____________

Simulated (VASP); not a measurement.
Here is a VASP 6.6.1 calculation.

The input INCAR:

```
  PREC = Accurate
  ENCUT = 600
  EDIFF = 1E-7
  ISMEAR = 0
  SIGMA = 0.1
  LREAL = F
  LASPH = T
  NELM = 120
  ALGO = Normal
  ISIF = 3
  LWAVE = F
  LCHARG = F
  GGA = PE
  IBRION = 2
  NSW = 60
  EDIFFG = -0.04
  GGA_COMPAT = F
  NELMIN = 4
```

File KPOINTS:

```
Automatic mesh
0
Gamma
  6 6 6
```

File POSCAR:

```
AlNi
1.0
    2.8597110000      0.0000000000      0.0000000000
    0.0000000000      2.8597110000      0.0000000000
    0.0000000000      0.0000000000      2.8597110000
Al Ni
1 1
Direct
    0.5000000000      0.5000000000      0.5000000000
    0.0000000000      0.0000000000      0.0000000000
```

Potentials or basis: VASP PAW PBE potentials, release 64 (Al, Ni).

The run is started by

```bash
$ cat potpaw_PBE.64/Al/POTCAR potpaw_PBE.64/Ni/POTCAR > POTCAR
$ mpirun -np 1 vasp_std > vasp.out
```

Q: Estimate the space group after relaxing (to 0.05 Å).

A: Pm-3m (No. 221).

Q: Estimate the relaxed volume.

____________

WORK REQUEST: Transcription of all the material must be exact.

TASK RESPONSE:
Simulated (VASP); not a measurement.
Here is a VASP 6.6.1 calculation.

The input INCAR:

```
  PREC = Accurate
  ENCUT = 600
  EDIFF = 1E-7
  ISMEAR = 0
  SIGMA = 0.1
  LREAL = F
  LASPH = T
  NELM = 120
  ALGO = Normal
  ISIF = 3
  LWAVE = F
  LCHARG = F
  GGA = PE
  IBRION = 2
  NSW = 60
  EDIFFG = -0.04
  GGA_COMPAT = F
  NELMIN = 4
```

File KPOINTS:

```
Automatic mesh
0
Gamma
  6 6 6
```

File POSCAR:

```
AlNi
1.0
    2.8597110000      0.0000000000      0.0000000000
    0.0000000000      2.8597110000      0.0000000000
    0.0000000000      0.0000000000      2.8597110000
Al Ni
1 1
Direct
    0.5000000000      0.5000000000      0.5000000000
    0.0000000000      0.0000000000      0.0000000000
```

Potentials or basis: VASP PAW PBE potentials, release 64 (Al, Ni).

The run is started by

```bash
$ cat potpaw_PBE.64/Al/POTCAR potpaw_PBE.64/Ni/POTCAR > POTCAR
$ mpirun -np 1 vasp_std > vasp.out
```

Q: Estimate the space group after relaxing (to 0.05 Å).

A: Pm-3m (No. 221).

Q: Estimate the relaxed volume.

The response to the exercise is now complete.